**Required action:**
Return verbatim every line from the first line of the data below to the line that contains "With the program's", inclusive, and no further.

^^^^^^^^

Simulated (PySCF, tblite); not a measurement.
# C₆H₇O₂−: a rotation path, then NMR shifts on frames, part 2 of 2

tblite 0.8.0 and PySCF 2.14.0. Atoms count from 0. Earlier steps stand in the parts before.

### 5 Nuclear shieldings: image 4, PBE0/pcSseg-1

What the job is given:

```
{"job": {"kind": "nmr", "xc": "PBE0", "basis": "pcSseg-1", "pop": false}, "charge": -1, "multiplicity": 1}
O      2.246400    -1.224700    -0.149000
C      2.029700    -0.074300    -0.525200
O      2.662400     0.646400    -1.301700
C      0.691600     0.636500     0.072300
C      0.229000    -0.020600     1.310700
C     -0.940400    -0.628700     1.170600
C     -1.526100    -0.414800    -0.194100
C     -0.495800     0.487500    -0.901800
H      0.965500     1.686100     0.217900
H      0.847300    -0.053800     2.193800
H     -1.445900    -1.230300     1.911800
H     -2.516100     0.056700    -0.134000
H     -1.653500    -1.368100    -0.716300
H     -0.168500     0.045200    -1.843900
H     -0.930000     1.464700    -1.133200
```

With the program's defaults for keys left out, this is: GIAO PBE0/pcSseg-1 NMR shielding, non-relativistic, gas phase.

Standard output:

^^^^^^^^

**Written answer:**
Simulated (PySCF, tblite); not a measurement.
# C₆H₇O₂−: a rotation path, then NMR shifts on frames, part 2 of 2

tblite 0.8.0 and PySCF 2.14.0. Atoms count from 0. Earlier steps stand in the parts before.

### 5 Nuclear shieldings: image 4, PBE0/pcSseg-1

What the job is given:

```
{"job": {"kind": "nmr", "xc": "PBE0", "basis": "pcSseg-1", "pop": false}, "charge": -1, "multiplicity": 1}
O      2.246400    -1.224700    -0.149000
C      2.029700    -0.074300    -0.525200
O      2.662400     0.646400    -1.301700
C      0.691600     0.636500     0.072300
C      0.229000    -0.020600     1.310700
C     -0.940400    -0.628700     1.170600
C     -1.526100    -0.414800    -0.194100
C     -0.495800     0.487500    -0.901800
H      0.965500     1.686100     0.217900
H      0.847300    -0.053800     2.193800
H     -1.445900    -1.230300     1.911800
H     -2.516100     0.056700    -0.134000
H     -1.653500    -1.368100    -0.716300
H     -0.168500     0.045200    -1.843900
H     -0.930000     1.464700    -1.133200
```

With the program's defaults for keys left out, this is: GIAO PBE0/pcSseg-1 NMR shielding, non-relativistic, gas phase.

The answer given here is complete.